### WORK ITEM:
Each entry needs to be retyped exactly.

◇ ◇ ◇ ◇

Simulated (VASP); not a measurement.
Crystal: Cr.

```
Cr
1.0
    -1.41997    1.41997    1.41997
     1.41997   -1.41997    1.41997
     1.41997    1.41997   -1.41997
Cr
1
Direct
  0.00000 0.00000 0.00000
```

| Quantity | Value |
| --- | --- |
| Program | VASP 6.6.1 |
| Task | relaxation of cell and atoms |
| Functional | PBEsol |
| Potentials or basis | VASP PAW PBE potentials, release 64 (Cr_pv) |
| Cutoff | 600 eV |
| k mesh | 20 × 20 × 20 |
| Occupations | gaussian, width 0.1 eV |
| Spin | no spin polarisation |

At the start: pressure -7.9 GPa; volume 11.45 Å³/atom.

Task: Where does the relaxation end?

◇ ◇ ◇ ◇

### WRITTEN REPLY:
Simulated (VASP); not a measurement.
Crystal: Cr.

```
Cr
1.0
    -1.41997    1.41997    1.41997
     1.41997   -1.41997    1.41997
     1.41997    1.41997   -1.41997
Cr
1
Direct
  0.00000 0.00000 0.00000
```

| Quantity | Value |
| --- | --- |
| Program | VASP 6.6.1 |
| Task | relaxation of cell and atoms |
| Functional | PBEsol |
| Potentials or basis | VASP PAW PBE potentials, release 64 (Cr_pv) |
| Cutoff | 600 eV |
| k mesh | 20 × 20 × 20 |
| Occupations | gaussian, width 0.1 eV |
| Spin | no spin polarisation |

At the start: pressure -7.9 GPa; volume 11.45 Å³/atom.

Task: Where does the relaxation end?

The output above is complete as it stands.